◆ Work task ◆
Please reproduce verbatim the lines below, from the first through the one with "pressure | 0.0 GPa |".

----------------------------------------
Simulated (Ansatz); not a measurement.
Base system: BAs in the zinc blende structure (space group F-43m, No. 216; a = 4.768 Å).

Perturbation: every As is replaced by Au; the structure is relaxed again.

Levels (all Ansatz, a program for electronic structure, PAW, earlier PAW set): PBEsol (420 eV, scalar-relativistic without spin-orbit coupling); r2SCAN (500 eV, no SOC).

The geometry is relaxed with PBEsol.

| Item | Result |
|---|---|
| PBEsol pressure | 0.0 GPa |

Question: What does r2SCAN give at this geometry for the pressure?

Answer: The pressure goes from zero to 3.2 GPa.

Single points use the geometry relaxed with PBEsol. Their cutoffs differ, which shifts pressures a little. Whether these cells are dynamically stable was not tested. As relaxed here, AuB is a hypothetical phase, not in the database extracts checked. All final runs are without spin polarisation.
----------------------------------------

◆ Answer area ◆
Simulated (Ansatz); not a measurement.
Base system: BAs in the zinc blende structure (space group F-43m, No. 216; a = 4.768 Å).

Perturbation: every As is replaced by Au; the structure is relaxed again.

Levels (all Ansatz, a program for electronic structure, PAW, earlier PAW set): PBEsol (420 eV, scalar-relativistic without spin-orbit coupling); r2SCAN (500 eV, no SOC).

The geometry is relaxed with PBEsol.

| Item | Result |
|---|---|
| PBEsol pressure | 0.0 GPa |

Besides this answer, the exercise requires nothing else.